Assigned task:
Set down word for word each line from the start of the listing through the line that contains "Values along the", both included.

◆ ◆ ◆ ◆ ◆ ◆ ◆

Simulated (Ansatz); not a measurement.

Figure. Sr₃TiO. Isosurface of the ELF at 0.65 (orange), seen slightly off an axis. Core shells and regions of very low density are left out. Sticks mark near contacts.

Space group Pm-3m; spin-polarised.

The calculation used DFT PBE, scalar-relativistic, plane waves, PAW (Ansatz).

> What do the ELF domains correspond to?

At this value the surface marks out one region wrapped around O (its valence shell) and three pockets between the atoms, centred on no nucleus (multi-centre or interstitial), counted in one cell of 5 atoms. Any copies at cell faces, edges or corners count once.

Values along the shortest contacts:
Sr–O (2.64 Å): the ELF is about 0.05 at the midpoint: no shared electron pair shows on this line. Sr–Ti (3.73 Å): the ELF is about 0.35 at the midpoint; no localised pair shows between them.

◆ ◆ ◆ ◆ ◆ ◆ ◆

Answer section:
Simulated (Ansatz); not a measurement.

Figure. Sr₃TiO. Isosurface of the ELF at 0.65 (orange), seen slightly off an axis. Core shells and regions of very low density are left out. Sticks mark near contacts.

Space group Pm-3m; spin-polarised.

The calculation used DFT PBE, scalar-relativistic, plane waves, PAW (Ansatz).

> What do the ELF domains correspond to?

At this value the surface marks out one region wrapped around O (its valence shell) and three pockets between the atoms, centred on no nucleus (multi-centre or interstitial), counted in one cell of 5 atoms. Any copies at cell faces, edges or corners count once.

Values along the shortest contacts:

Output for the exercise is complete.